▶ _Brief_
The response should be the lines of the data, starting at the first and ending at the one that contains "Answer: gap on", copied without change.

⟨

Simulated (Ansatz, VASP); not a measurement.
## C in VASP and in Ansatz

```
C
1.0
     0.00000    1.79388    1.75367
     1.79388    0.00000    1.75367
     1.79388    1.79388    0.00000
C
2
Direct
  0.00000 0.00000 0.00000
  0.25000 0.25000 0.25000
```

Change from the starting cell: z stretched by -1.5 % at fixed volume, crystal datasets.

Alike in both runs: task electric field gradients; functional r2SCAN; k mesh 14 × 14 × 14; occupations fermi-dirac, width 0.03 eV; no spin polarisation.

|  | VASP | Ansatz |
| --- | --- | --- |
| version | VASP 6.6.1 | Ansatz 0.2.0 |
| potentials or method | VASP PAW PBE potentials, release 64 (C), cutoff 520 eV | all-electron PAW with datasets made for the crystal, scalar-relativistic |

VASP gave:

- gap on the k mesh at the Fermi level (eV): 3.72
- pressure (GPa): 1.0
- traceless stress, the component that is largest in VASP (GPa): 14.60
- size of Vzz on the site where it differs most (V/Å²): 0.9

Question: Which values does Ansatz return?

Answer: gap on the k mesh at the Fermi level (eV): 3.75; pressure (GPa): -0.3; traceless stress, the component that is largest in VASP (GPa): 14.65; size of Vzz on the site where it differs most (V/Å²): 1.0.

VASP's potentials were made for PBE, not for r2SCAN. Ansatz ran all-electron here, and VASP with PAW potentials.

⟩

▶ _Your solution_
Simulated (Ansatz, VASP); not a measurement.
## C in VASP and in Ansatz

```
C
1.0
     0.00000    1.79388    1.75367
     1.79388    0.00000    1.75367
     1.79388    1.79388    0.00000
C
2
Direct
  0.00000 0.00000 0.00000
  0.25000 0.25000 0.25000
```

Change from the starting cell: z stretched by -1.5 % at fixed volume, crystal datasets.

Alike in both runs: task electric field gradients; functional r2SCAN; k mesh 14 × 14 × 14; occupations fermi-dirac, width 0.03 eV; no spin polarisation.

|  | VASP | Ansatz |
| --- | --- | --- |
| version | VASP 6.6.1 | Ansatz 0.2.0 |
| potentials or method | VASP PAW PBE potentials, release 64 (C), cutoff 520 eV | all-electron PAW with datasets made for the crystal, scalar-relativistic |

VASP gave:

- gap on the k mesh at the Fermi level (eV): 3.72
- pressure (GPa): 1.0
- traceless stress, the component that is largest in VASP (GPa): 14.60
- size of Vzz on the site where it differs most (V/Å²): 0.9

Question: Which values does Ansatz return?

Answer: gap on the k mesh at the Fermi level (eV): 3.75; pressure (GPa): -0.3; traceless stress, the component that is largest in VASP (GPa): 14.65; size of Vzz on the site where it differs most (V/Å²): 1.0.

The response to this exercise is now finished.